== Task item ==
All of the entries are to be printed exactly as they appear.

= Beginning of Section =
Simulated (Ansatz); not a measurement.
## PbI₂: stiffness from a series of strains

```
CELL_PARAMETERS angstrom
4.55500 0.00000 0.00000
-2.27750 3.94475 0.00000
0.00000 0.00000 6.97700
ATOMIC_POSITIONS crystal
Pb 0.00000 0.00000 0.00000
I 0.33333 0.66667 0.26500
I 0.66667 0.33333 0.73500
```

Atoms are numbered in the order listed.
= End of Section =

== Answer section ==
Simulated (Ansatz); not a measurement.
## PbI₂: stiffness from a series of strains

```
CELL_PARAMETERS angstrom
4.55500 0.00000 0.00000
-2.27750 3.94475 0.00000
0.00000 0.00000 6.97700
ATOMIC_POSITIONS crystal
Pb 0.00000 0.00000 0.00000
I 0.33333 0.66667 0.26500
I 0.66667 0.33333 0.73500
```

Atoms are numbered in the order listed.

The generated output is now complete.